Requirement: Output the entries that follow, word for word.

[Start of Attachment]

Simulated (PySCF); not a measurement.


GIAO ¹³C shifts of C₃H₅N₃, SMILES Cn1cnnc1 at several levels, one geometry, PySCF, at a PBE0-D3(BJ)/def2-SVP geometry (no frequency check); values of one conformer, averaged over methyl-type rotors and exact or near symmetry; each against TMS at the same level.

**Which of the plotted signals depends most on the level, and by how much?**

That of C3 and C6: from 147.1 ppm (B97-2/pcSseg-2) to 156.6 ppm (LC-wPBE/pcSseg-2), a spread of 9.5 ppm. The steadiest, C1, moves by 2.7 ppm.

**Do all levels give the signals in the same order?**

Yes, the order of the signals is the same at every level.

[End of Attachment]

Your solution:
Simulated (PySCF); not a measurement.


GIAO ¹³C shifts of C₃H₅N₃, SMILES Cn1cnnc1 at several levels, one geometry, PySCF, at a PBE0-D3(BJ)/def2-SVP geometry (no frequency check); values of one conformer, averaged over methyl-type rotors and exact or near symmetry; each against TMS at the same level.

**Which of the plotted signals depends most on the level, and by how much?**

That of C3 and C6: from 147.1 ppm (B97-2/pcSseg-2) to 156.6 ppm (LC-wPBE/pcSseg-2), a spread of 9.5 ppm. The steadiest, C1, moves by 2.7 ppm.

**Do all levels give the signals in the same order?**

Yes, the order of the signals is the same at every level.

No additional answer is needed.